- - - - - - -

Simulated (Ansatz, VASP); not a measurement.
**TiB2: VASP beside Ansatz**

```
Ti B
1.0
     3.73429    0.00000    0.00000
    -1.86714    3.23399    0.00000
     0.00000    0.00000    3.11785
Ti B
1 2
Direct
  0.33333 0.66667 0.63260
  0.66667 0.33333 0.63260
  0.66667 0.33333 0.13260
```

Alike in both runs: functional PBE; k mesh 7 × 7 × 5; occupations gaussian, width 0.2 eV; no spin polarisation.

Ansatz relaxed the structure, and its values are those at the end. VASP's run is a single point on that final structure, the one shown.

- - - - - - -

### [Task item]
What is needed here is an exact copy of all the records above.

### [Exercise result]
Simulated (Ansatz, VASP); not a measurement.
**TiB2: VASP beside Ansatz**

```
Ti B
1.0
     3.73429    0.00000    0.00000
    -1.86714    3.23399    0.00000
     0.00000    0.00000    3.11785
Ti B
1 2
Direct
  0.33333 0.66667 0.63260
  0.66667 0.33333 0.63260
  0.66667 0.33333 0.13260
```

Alike in both runs: functional PBE; k mesh 7 × 7 × 5; occupations gaussian, width 0.2 eV; no spin polarisation.

Ansatz relaxed the structure, and its values are those at the end. VASP's run is a single point on that final structure, the one shown.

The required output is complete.